** Opening DATA SHOWN block **

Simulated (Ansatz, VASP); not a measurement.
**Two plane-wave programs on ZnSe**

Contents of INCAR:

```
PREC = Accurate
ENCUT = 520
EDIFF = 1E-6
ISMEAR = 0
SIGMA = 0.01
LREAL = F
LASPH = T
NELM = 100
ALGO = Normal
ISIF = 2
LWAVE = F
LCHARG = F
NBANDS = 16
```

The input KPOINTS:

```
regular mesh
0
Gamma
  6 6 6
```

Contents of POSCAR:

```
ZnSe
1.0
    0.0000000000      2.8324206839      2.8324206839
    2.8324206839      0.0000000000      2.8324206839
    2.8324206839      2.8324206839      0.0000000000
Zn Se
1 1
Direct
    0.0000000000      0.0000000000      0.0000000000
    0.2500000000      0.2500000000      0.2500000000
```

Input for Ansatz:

** Closing DATA SHOWN block **

WORK REQUEST → Make a precise copy of the records in their entirety.

ANSWER BOX →
Simulated (Ansatz, VASP); not a measurement.
**Two plane-wave programs on ZnSe**

Contents of INCAR:

```
PREC = Accurate
ENCUT = 520
EDIFF = 1E-6
ISMEAR = 0
SIGMA = 0.01
LREAL = F
LASPH = T
NELM = 100
ALGO = Normal
ISIF = 2
LWAVE = F
LCHARG = F
NBANDS = 16
```

The input KPOINTS:

```
regular mesh
0
Gamma
  6 6 6
```

Contents of POSCAR:

```
ZnSe
1.0
    0.0000000000      2.8324206839      2.8324206839
    2.8324206839      0.0000000000      2.8324206839
    2.8324206839      2.8324206839      0.0000000000
Zn Se
1 1
Direct
    0.0000000000      0.0000000000      0.0000000000
    0.2500000000      0.2500000000      0.2500000000
```

Input for Ansatz:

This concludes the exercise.